Data for analysis:

---*---

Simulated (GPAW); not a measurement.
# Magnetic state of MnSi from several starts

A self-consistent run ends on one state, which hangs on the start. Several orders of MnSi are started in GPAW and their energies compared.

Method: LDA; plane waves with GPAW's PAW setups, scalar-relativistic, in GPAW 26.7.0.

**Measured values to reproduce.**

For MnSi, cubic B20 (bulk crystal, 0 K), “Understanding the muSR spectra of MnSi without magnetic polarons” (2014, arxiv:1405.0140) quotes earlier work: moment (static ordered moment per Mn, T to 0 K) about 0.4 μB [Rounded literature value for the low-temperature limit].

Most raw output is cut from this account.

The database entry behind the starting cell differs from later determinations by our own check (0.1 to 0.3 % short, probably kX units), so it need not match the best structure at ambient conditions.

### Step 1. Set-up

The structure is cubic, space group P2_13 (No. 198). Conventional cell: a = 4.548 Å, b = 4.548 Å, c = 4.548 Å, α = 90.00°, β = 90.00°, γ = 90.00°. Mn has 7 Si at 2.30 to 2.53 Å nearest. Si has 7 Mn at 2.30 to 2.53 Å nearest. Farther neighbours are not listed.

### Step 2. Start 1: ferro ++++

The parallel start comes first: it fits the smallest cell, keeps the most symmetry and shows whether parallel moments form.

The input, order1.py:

---*---

Assignment: Restate the data word for word. Begin at its first line, end at the line that contains "values to reproduce.**", and include both.

Written answer:
Simulated (GPAW); not a measurement.
# Magnetic state of MnSi from several starts

A self-consistent run ends on one state, which hangs on the start. Several orders of MnSi are started in GPAW and their energies compared.

Method: LDA; plane waves with GPAW's PAW setups, scalar-relativistic, in GPAW 26.7.0.

**Measured values to reproduce.**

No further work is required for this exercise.